Supplied data Block Start

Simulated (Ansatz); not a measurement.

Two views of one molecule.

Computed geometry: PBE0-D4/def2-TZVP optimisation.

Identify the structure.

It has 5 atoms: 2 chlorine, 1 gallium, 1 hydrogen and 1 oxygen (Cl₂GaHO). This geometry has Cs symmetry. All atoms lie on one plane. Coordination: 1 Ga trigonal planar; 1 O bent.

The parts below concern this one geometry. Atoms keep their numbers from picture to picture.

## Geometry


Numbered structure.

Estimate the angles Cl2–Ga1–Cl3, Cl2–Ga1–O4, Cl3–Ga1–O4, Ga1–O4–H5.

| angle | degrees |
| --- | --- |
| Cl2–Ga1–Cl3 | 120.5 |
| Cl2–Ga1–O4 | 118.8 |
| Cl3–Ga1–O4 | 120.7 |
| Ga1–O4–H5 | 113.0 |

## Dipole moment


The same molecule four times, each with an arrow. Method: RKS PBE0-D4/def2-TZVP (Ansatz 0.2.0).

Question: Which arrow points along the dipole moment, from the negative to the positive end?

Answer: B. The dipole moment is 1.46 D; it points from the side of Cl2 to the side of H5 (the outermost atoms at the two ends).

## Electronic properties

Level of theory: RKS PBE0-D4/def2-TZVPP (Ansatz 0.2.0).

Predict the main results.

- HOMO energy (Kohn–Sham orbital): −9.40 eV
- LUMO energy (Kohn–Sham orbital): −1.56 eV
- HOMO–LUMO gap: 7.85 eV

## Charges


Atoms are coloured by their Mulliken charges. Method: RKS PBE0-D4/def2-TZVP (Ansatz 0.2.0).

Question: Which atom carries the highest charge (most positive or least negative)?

Supplied data Block End

Beginning at the opening line of the data, transcribe each line exactly until you reach the line with "## Electronic properties", which you also include, and go no further.

Simulated (Ansatz); not a measurement.

Two views of one molecule.

Computed geometry: PBE0-D4/def2-TZVP optimisation.

Identify the structure.

It has 5 atoms: 2 chlorine, 1 gallium, 1 hydrogen and 1 oxygen (Cl₂GaHO). This geometry has Cs symmetry. All atoms lie on one plane. Coordination: 1 Ga trigonal planar; 1 O bent.

The parts below concern this one geometry. Atoms keep their numbers from picture to picture.

## Geometry


Numbered structure.

Estimate the angles Cl2–Ga1–Cl3, Cl2–Ga1–O4, Cl3–Ga1–O4, Ga1–O4–H5.

| angle | degrees |
| --- | --- |
| Cl2–Ga1–Cl3 | 120.5 |
| Cl2–Ga1–O4 | 118.8 |
| Cl3–Ga1–O4 | 120.7 |
| Ga1–O4–H5 | 113.0 |

## Dipole moment


The same molecule four times, each with an arrow. Method: RKS PBE0-D4/def2-TZVP (Ansatz 0.2.0).

Question: Which arrow points along the dipole moment, from the negative to the positive end?

Answer: B. The dipole moment is 1.46 D; it points from the side of Cl2 to the side of H5 (the outermost atoms at the two ends).

## Electronic properties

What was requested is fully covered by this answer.